| Activity |
Copy out, word for word, the lines from the start of the data below through the line containing "11.3; (d) 4.10.", and no others.

** Records shown follows **
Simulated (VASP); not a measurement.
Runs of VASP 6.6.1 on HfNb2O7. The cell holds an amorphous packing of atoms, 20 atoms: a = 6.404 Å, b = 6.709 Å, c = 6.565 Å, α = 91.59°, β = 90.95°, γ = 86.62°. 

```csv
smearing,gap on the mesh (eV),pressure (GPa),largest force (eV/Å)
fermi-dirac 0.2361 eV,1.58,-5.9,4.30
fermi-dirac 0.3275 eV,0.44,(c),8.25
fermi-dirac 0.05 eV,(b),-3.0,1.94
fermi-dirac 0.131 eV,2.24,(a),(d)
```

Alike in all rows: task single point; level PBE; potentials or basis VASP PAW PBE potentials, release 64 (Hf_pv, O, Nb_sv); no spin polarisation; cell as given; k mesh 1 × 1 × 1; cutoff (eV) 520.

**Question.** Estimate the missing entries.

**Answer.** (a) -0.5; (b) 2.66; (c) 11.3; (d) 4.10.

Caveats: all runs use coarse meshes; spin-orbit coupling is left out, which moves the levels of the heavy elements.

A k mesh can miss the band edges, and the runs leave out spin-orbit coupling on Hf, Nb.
** End of Records shown **

| Written response |
Simulated (VASP); not a measurement.
Runs of VASP 6.6.1 on HfNb2O7. The cell holds an amorphous packing of atoms, 20 atoms: a = 6.404 Å, b = 6.709 Å, c = 6.565 Å, α = 91.59°, β = 90.95°, γ = 86.62°. 

```csv
smearing,gap on the mesh (eV),pressure (GPa),largest force (eV/Å)
fermi-dirac 0.2361 eV,1.58,-5.9,4.30
fermi-dirac 0.3275 eV,0.44,(c),8.25
fermi-dirac 0.05 eV,(b),-3.0,1.94
fermi-dirac 0.131 eV,2.24,(a),(d)
```

Alike in all rows: task single point; level PBE; potentials or basis VASP PAW PBE potentials, release 64 (Hf_pv, O, Nb_sv); no spin polarisation; cell as given; k mesh 1 × 1 × 1; cutoff (eV) 520.

**Question.** Estimate the missing entries.

**Answer.** (a) -0.5; (b) 2.66; (c) 11.3; (d) 4.10.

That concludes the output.